(Beginning of Provided material)

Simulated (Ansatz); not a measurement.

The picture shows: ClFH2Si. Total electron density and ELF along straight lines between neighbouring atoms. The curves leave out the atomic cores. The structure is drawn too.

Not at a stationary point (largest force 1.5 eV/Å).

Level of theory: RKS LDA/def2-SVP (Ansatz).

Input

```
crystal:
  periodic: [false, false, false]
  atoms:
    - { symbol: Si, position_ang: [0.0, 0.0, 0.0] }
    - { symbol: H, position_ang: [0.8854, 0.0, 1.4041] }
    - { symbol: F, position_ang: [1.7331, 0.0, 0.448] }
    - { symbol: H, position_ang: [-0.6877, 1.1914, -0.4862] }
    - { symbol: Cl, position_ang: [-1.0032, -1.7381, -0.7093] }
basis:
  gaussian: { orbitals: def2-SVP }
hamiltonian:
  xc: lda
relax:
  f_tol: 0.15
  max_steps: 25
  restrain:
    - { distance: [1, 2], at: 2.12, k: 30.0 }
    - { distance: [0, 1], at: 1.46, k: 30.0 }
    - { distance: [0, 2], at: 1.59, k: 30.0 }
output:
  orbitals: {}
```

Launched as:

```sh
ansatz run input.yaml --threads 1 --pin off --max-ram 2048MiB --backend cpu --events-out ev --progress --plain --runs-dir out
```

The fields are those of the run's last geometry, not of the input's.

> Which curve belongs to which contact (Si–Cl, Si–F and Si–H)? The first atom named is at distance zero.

(End of Provided material)

Work order:
Print every record above exactly as it stands.

Your response:
Simulated (Ansatz); not a measurement.

The picture shows: ClFH2Si. Total electron density and ELF along straight lines between neighbouring atoms. The curves leave out the atomic cores. The structure is drawn too.

Not at a stationary point (largest force 1.5 eV/Å).

Level of theory: RKS LDA/def2-SVP (Ansatz).

Input

```
crystal:
  periodic: [false, false, false]
  atoms:
    - { symbol: Si, position_ang: [0.0, 0.0, 0.0] }
    - { symbol: H, position_ang: [0.8854, 0.0, 1.4041] }
    - { symbol: F, position_ang: [1.7331, 0.0, 0.448] }
    - { symbol: H, position_ang: [-0.6877, 1.1914, -0.4862] }
    - { symbol: Cl, position_ang: [-1.0032, -1.7381, -0.7093] }
basis:
  gaussian: { orbitals: def2-SVP }
hamiltonian:
  xc: lda
relax:
  f_tol: 0.15
  max_steps: 25
  restrain:
    - { distance: [1, 2], at: 2.12, k: 30.0 }
    - { distance: [0, 1], at: 1.46, k: 30.0 }
    - { distance: [0, 2], at: 1.59, k: 30.0 }
output:
  orbitals: {}
```

Launched as:

```sh
ansatz run input.yaml --threads 1 --pin off --max-ram 2048MiB --backend cpu --events-out ev --progress --plain --runs-dir out
```

The fields are those of the run's last geometry, not of the input's.

> Which curve belongs to which contact (Si–Cl, Si–F and Si–H)? The first atom named is at distance zero.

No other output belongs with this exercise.